━━━━━ STUDY MATERIAL ━━━━━
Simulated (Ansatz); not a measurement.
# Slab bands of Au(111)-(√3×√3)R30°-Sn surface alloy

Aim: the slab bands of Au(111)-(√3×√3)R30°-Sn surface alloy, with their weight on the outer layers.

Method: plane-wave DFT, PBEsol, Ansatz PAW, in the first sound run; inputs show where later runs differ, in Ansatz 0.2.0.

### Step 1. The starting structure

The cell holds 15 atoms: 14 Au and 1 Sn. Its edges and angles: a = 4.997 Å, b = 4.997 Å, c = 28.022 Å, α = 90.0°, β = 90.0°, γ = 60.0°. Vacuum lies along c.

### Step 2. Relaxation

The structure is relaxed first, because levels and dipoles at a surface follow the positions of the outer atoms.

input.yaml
━━━━━

REQUIRED ACTION> Repeat back the data above, exact to the last character.

TASK RESPONSE>
Simulated (Ansatz); not a measurement.
# Slab bands of Au(111)-(√3×√3)R30°-Sn surface alloy

Aim: the slab bands of Au(111)-(√3×√3)R30°-Sn surface alloy, with their weight on the outer layers.

Method: plane-wave DFT, PBEsol, Ansatz PAW, in the first sound run; inputs show where later runs differ, in Ansatz 0.2.0.

### Step 1. The starting structure

The cell holds 15 atoms: 14 Au and 1 Sn. Its edges and angles: a = 4.997 Å, b = 4.997 Å, c = 28.022 Å, α = 90.0°, β = 90.0°, γ = 60.0°. Vacuum lies along c.

### Step 2. Relaxation

The structure is relaxed first, because levels and dipoles at a surface follow the positions of the outer atoms.

input.yaml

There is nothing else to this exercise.